THE DATA —
____________________

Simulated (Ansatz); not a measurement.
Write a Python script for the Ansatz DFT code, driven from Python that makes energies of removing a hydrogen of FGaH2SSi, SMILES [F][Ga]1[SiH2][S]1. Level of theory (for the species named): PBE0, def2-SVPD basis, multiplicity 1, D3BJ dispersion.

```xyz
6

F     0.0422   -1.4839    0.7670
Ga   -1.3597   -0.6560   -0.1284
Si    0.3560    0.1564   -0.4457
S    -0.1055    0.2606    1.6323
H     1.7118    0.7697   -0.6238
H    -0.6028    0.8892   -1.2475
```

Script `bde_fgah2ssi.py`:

____________________

TASK ITEM —
Once you have read the data, reproduce all of it exactly.

RESPONSE —
Simulated (Ansatz); not a measurement.
Write a Python script for the Ansatz DFT code, driven from Python that makes energies of removing a hydrogen of FGaH2SSi, SMILES [F][Ga]1[SiH2][S]1. Level of theory (for the species named): PBE0, def2-SVPD basis, multiplicity 1, D3BJ dispersion.

```xyz
6

F     0.0422   -1.4839    0.7670
Ga   -1.3597   -0.6560   -0.1284
Si    0.3560    0.1564   -0.4457
S    -0.1055    0.2606    1.6323
H     1.7118    0.7697   -0.6238
H    -0.6028    0.8892   -1.2475
```

Script `bde_fgah2ssi.py`:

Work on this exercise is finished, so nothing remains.